> [Activity]: Only the lines below, from the one with "Alike in all" through the one with "Allowing spin polarisation", are to be written out, exactly.

> [Excerpted records]:
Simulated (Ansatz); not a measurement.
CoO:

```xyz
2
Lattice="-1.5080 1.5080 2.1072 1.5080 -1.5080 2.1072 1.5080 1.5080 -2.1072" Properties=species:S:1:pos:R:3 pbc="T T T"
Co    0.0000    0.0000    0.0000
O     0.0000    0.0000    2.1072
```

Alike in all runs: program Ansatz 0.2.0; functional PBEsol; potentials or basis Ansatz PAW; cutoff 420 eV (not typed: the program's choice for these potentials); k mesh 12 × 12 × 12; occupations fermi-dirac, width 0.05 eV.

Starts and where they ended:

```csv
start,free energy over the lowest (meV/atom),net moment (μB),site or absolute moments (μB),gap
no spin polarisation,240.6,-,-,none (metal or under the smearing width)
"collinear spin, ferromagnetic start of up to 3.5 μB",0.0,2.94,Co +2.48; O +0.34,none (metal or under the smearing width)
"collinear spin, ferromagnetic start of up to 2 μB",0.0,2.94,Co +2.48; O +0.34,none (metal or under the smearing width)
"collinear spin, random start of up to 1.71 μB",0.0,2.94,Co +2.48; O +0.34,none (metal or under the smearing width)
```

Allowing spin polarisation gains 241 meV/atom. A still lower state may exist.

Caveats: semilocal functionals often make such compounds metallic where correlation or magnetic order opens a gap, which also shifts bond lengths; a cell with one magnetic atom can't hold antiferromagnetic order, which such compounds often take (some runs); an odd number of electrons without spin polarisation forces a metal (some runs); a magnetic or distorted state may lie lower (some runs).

> [Task response]:
Alike in all runs: program Ansatz 0.2.0; functional PBEsol; potentials or basis Ansatz PAW; cutoff 420 eV (not typed: the program's choice for these potentials); k mesh 12 × 12 × 12; occupations fermi-dirac, width 0.05 eV.

Starts and where they ended:

```csv
start,free energy over the lowest (meV/atom),net moment (μB),site or absolute moments (μB),gap
no spin polarisation,240.6,-,-,none (metal or under the smearing width)
"collinear spin, ferromagnetic start of up to 3.5 μB",0.0,2.94,Co +2.48; O +0.34,none (metal or under the smearing width)
"collinear spin, ferromagnetic start of up to 2 μB",0.0,2.94,Co +2.48; O +0.34,none (metal or under the smearing width)
"collinear spin, random start of up to 1.71 μB",0.0,2.94,Co +2.48; O +0.34,none (metal or under the smearing width)
```

Allowing spin polarisation gains 241 meV/atom. A still lower state may exist.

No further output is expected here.